### DATA EXTRACT
________________________
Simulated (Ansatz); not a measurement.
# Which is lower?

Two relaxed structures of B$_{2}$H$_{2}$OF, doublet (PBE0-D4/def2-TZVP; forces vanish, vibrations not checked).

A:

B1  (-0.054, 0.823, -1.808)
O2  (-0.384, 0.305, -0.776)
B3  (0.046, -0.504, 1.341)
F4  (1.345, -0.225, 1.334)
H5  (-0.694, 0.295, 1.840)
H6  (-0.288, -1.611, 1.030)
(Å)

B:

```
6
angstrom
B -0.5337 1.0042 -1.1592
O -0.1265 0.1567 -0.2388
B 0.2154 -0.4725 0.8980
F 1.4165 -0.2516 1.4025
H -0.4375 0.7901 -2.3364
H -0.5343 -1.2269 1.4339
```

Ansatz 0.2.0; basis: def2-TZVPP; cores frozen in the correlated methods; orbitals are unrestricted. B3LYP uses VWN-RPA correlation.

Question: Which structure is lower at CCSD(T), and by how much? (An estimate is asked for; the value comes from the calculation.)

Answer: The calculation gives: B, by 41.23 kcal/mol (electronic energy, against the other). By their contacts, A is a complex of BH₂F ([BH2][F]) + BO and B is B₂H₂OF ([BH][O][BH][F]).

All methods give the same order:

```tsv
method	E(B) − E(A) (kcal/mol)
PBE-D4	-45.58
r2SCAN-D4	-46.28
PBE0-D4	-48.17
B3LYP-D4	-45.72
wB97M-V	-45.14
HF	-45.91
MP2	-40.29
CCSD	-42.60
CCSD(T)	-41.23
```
________________________

### WORK ITEM
Out of the data above, give again only the lines starting at the one holding "(-0.054, 0.823, -1.808)" and ending at the one holding "Question: Which structure", unchanged.

### RESPONSE
B1  (-0.054, 0.823, -1.808)
O2  (-0.384, 0.305, -0.776)
B3  (0.046, -0.504, 1.341)
F4  (1.345, -0.225, 1.334)
H5  (-0.694, 0.295, 1.840)
H6  (-0.288, -1.611, 1.030)
(Å)

B:

```
6
angstrom
B -0.5337 1.0042 -1.1592
O -0.1265 0.1567 -0.2388
B 0.2154 -0.4725 0.8980
F 1.4165 -0.2516 1.4025
H -0.4375 0.7901 -2.3364
H -0.5343 -1.2269 1.4339
```

Ansatz 0.2.0; basis: def2-TZVPP; cores frozen in the correlated methods; orbitals are unrestricted. B3LYP uses VWN-RPA correlation.

Question: Which structure is lower at CCSD(T), and by how much? (An estimate is asked for; the value comes from the calculation.)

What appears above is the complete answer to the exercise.